STUDY MATERIAL:
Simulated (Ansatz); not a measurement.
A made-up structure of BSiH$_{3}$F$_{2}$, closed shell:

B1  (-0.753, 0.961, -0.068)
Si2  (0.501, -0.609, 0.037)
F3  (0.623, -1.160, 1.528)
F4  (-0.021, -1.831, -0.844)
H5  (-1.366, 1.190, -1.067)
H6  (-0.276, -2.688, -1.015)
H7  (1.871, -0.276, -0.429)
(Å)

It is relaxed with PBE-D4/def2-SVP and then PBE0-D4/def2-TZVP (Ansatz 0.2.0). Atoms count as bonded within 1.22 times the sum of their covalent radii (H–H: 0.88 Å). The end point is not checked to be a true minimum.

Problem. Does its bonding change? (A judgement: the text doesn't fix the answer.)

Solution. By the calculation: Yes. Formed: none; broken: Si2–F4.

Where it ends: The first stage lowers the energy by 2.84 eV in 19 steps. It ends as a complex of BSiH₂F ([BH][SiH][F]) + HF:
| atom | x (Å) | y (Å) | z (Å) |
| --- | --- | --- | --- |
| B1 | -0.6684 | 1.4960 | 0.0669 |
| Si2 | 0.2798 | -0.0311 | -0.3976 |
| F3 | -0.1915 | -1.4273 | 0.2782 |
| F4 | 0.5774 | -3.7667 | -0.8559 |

BRIEF:
Beginning with the very first line of the records above, please retype each line through the one that has "It is relaxed", and add nothing.

REPLY:
Simulated (Ansatz); not a measurement.
A made-up structure of BSiH$_{3}$F$_{2}$, closed shell:

B1  (-0.753, 0.961, -0.068)
Si2  (0.501, -0.609, 0.037)
F3  (0.623, -1.160, 1.528)
F4  (-0.021, -1.831, -0.844)
H5  (-1.366, 1.190, -1.067)
H6  (-0.276, -2.688, -1.015)
H7  (1.871, -0.276, -0.429)
(Å)

It is relaxed with PBE-D4/def2-SVP and then PBE0-D4/def2-TZVP (Ansatz 0.2.0). Atoms count as bonded within 1.22 times the sum of their covalent radii (H–H: 0.88 Å). The end point is not checked to be a true minimum.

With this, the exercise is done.